Brief:
What you return must be every line from the beginning of the data through the line holding "Level of theory: B3LYP-D3(BJ)/def2-SVP", unchanged.

Source data:
◆ ◆ ◆ ◆

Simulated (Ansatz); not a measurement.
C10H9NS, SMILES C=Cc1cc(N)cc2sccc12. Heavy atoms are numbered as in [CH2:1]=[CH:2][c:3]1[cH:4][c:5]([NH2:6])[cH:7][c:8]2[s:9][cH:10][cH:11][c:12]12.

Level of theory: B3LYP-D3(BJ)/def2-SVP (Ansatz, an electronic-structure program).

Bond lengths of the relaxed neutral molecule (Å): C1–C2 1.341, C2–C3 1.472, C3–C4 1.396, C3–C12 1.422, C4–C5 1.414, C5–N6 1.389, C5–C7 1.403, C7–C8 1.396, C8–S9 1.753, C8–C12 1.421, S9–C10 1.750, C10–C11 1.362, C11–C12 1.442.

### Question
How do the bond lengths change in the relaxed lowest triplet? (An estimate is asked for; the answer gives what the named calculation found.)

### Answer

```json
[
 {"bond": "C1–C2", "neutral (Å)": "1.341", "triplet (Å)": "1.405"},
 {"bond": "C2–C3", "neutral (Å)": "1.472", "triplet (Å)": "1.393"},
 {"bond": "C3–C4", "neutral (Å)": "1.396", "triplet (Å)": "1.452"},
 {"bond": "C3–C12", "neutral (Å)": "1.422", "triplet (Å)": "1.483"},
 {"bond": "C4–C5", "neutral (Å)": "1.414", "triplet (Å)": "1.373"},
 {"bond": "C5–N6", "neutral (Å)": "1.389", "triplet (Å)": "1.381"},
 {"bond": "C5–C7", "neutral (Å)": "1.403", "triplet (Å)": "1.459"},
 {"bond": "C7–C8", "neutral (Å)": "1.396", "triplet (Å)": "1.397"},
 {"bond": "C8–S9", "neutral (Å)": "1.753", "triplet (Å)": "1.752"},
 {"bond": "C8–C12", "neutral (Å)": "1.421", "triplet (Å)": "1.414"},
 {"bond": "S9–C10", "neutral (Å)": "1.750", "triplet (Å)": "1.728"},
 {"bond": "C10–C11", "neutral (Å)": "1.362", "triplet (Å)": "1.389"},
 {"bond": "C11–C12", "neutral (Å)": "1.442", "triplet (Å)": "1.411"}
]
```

◆ ◆ ◆ ◆

Written answer:
Simulated (Ansatz); not a measurement.
C10H9NS, SMILES C=Cc1cc(N)cc2sccc12. Heavy atoms are numbered as in [CH2:1]=[CH:2][c:3]1[cH:4][c:5]([NH2:6])[cH:7][c:8]2[s:9][cH:10][cH:11][c:12]12.

Level of theory: B3LYP-D3(BJ)/def2-SVP (Ansatz, an electronic-structure program).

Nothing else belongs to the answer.